Transcribe only part of the material below: the lines from the one containing "Simulated X-ray pair" through the one containing "belongs to which?**", inclusive, exactly as written.

####################

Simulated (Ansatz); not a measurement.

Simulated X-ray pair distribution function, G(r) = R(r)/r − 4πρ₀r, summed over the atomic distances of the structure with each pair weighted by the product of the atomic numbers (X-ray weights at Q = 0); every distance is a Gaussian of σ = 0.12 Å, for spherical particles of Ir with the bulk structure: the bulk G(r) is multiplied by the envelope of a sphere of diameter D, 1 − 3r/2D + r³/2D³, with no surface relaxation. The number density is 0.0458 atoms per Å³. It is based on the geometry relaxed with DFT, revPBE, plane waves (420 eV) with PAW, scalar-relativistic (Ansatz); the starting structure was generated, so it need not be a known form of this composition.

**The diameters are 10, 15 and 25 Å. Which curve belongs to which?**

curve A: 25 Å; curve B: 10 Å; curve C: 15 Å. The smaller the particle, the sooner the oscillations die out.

####################

§ Answer box
Simulated X-ray pair distribution function, G(r) = R(r)/r − 4πρ₀r, summed over the atomic distances of the structure with each pair weighted by the product of the atomic numbers (X-ray weights at Q = 0); every distance is a Gaussian of σ = 0.12 Å, for spherical particles of Ir with the bulk structure: the bulk G(r) is multiplied by the envelope of a sphere of diameter D, 1 − 3r/2D + r³/2D³, with no surface relaxation. The number density is 0.0458 atoms per Å³. It is based on the geometry relaxed with DFT, revPBE, plane waves (420 eV) with PAW, scalar-relativistic (Ansatz); the starting structure was generated, so it need not be a known form of this composition.

**The diameters are 10, 15 and 25 Å. Which curve belongs to which?**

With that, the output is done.